Information:
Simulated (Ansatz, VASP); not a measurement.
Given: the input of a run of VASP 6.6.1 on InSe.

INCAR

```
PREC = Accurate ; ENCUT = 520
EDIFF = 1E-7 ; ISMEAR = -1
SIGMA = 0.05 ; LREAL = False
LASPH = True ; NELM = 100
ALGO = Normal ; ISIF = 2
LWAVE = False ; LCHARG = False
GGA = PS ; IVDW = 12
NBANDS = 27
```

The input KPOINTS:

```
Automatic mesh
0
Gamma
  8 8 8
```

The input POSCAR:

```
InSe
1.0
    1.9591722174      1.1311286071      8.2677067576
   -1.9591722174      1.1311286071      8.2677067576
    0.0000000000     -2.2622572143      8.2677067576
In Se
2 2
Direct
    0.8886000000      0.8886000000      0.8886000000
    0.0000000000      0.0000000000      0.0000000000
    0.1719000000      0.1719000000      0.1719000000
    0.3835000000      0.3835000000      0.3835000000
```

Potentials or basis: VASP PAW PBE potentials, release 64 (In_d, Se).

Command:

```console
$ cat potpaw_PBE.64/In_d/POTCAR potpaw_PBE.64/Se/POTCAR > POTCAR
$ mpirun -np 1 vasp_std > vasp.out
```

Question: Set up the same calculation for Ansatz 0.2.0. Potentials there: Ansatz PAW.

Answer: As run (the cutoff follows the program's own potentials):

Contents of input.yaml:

Action item:
Print, from the entries above, the line with "Potentials or basis: VASP", the line with "Answer: As run" and all lines between them, exactly and with nothing else.

Response:
Potentials or basis: VASP PAW PBE potentials, release 64 (In_d, Se).

Command:

```console
$ cat potpaw_PBE.64/In_d/POTCAR potpaw_PBE.64/Se/POTCAR > POTCAR
$ mpirun -np 1 vasp_std > vasp.out
```

Question: Set up the same calculation for Ansatz 0.2.0. Potentials there: Ansatz PAW.

Answer: As run (the cutoff follows the program's own potentials):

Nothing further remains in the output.